• _Work item_:
Send back exactly the lines from the opening line of the records below through the one with "Q: How long".

BEGIN Provided records

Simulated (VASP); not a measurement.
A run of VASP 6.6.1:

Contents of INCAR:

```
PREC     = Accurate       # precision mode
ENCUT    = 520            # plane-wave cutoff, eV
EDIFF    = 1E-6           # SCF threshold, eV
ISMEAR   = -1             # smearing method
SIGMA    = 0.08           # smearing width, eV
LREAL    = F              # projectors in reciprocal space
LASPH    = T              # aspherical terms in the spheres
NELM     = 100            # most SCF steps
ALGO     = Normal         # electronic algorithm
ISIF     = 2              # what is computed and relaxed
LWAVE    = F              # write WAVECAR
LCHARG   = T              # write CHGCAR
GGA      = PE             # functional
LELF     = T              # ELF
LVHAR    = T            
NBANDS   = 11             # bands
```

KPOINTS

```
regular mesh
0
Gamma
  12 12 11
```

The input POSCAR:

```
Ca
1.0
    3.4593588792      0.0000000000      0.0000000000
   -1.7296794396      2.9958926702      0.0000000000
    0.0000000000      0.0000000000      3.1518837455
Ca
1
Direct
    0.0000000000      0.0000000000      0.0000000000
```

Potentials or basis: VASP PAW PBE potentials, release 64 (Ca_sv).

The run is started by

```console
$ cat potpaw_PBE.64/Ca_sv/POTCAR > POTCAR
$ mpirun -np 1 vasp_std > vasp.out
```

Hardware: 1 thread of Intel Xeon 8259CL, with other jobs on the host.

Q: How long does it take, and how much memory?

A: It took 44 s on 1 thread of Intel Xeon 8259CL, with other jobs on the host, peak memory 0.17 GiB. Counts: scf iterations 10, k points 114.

END Provided records

• _Answer space_:
Simulated (VASP); not a measurement.
A run of VASP 6.6.1:

Contents of INCAR:

```
PREC     = Accurate       # precision mode
ENCUT    = 520            # plane-wave cutoff, eV
EDIFF    = 1E-6           # SCF threshold, eV
ISMEAR   = -1             # smearing method
SIGMA    = 0.08           # smearing width, eV
LREAL    = F              # projectors in reciprocal space
LASPH    = T              # aspherical terms in the spheres
NELM     = 100            # most SCF steps
ALGO     = Normal         # electronic algorithm
ISIF     = 2              # what is computed and relaxed
LWAVE    = F              # write WAVECAR
LCHARG   = T              # write CHGCAR
GGA      = PE             # functional
LELF     = T              # ELF
LVHAR    = T            
NBANDS   = 11             # bands
```

KPOINTS

```
regular mesh
0
Gamma
  12 12 11
```

The input POSCAR:

```
Ca
1.0
    3.4593588792      0.0000000000      0.0000000000
   -1.7296794396      2.9958926702      0.0000000000
    0.0000000000      0.0000000000      3.1518837455
Ca
1
Direct
    0.0000000000      0.0000000000      0.0000000000
```

Potentials or basis: VASP PAW PBE potentials, release 64 (Ca_sv).

The run is started by

```console
$ cat potpaw_PBE.64/Ca_sv/POTCAR > POTCAR
$ mpirun -np 1 vasp_std > vasp.out
```

Hardware: 1 thread of Intel Xeon 8259CL, with other jobs on the host.

Q: How long does it take, and how much memory?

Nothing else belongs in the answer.